Exercise data:
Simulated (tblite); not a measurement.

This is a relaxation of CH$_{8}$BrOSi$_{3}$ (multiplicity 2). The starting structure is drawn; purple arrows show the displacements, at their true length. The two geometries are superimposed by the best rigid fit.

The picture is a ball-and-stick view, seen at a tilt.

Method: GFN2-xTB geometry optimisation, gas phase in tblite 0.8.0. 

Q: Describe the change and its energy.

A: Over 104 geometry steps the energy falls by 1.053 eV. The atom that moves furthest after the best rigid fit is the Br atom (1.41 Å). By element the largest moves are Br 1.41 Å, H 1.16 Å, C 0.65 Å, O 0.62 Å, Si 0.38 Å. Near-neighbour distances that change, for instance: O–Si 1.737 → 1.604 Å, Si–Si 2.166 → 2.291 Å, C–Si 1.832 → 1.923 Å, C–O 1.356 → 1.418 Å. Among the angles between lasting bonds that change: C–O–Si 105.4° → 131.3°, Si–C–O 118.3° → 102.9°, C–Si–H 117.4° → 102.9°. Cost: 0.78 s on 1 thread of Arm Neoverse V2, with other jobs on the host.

Task item: Please return every line from the first one in the records above down to the line containing "Q: Describe the change and its energy.", including both, exactly as written and nothing more.

Response area:
Simulated (tblite); not a measurement.

This is a relaxation of CH$_{8}$BrOSi$_{3}$ (multiplicity 2). The starting structure is drawn; purple arrows show the displacements, at their true length. The two geometries are superimposed by the best rigid fit.

The picture is a ball-and-stick view, seen at a tilt.

Method: GFN2-xTB geometry optimisation, gas phase in tblite 0.8.0. 

Q: Describe the change and its energy.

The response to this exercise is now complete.